───── Data section ─────
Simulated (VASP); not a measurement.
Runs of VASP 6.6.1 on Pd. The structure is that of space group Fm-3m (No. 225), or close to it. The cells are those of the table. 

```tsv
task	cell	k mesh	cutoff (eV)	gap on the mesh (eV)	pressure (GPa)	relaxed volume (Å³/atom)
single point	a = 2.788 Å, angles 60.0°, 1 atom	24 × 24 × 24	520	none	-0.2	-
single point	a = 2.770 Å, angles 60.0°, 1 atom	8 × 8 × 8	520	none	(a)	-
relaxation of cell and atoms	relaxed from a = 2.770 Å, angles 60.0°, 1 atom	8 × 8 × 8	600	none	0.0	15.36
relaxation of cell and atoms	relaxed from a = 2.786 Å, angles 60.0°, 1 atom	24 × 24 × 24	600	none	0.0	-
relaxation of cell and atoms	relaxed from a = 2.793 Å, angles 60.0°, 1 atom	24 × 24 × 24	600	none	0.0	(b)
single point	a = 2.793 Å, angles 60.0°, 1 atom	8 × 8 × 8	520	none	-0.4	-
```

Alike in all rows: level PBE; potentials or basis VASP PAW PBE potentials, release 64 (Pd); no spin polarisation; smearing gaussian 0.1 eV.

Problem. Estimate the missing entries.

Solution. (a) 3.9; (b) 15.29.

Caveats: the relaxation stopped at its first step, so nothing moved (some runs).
─────

## [Required action]
Return only the lines between the one holding "Alike in all" and the one holding "Solution. (a) 3.9; (b) 15.29.", inclusive, exactly as they appear above.

## [Response area]
Alike in all rows: level PBE; potentials or basis VASP PAW PBE potentials, release 64 (Pd); no spin polarisation; smearing gaussian 0.1 eV.

Problem. Estimate the missing entries.

Solution. (a) 3.9; (b) 15.29.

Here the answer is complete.